# Assignment:
Give back an exact copy of the lines below, from the first through the line with "by 2.31 eV) |"; please stop there.

○ ○ ○
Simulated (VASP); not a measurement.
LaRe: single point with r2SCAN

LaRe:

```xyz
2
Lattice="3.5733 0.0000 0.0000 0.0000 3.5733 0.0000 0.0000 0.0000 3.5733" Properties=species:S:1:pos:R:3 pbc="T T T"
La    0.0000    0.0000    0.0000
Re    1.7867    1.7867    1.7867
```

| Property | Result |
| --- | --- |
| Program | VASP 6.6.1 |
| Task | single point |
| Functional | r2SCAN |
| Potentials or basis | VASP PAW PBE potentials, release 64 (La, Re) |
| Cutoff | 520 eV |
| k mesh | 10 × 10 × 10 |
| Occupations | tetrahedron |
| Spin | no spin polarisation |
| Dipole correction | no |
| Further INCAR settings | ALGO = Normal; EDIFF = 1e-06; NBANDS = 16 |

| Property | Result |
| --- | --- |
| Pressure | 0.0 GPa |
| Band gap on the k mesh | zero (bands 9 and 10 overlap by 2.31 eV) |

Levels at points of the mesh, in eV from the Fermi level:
○ ○ ○

# Task solution:
Simulated (VASP); not a measurement.
LaRe: single point with r2SCAN

LaRe:

```xyz
2
Lattice="3.5733 0.0000 0.0000 0.0000 3.5733 0.0000 0.0000 0.0000 3.5733" Properties=species:S:1:pos:R:3 pbc="T T T"
La    0.0000    0.0000    0.0000
Re    1.7867    1.7867    1.7867
```

| Property | Result |
| --- | --- |
| Program | VASP 6.6.1 |
| Task | single point |
| Functional | r2SCAN |
| Potentials or basis | VASP PAW PBE potentials, release 64 (La, Re) |
| Cutoff | 520 eV |
| k mesh | 10 × 10 × 10 |
| Occupations | tetrahedron |
| Spin | no spin polarisation |
| Dipole correction | no |
| Further INCAR settings | ALGO = Normal; EDIFF = 1e-06; NBANDS = 16 |

| Property | Result |
| --- | --- |
| Pressure | 0.0 GPa |
| Band gap on the k mesh | zero (bands 9 and 10 overlap by 2.31 eV) |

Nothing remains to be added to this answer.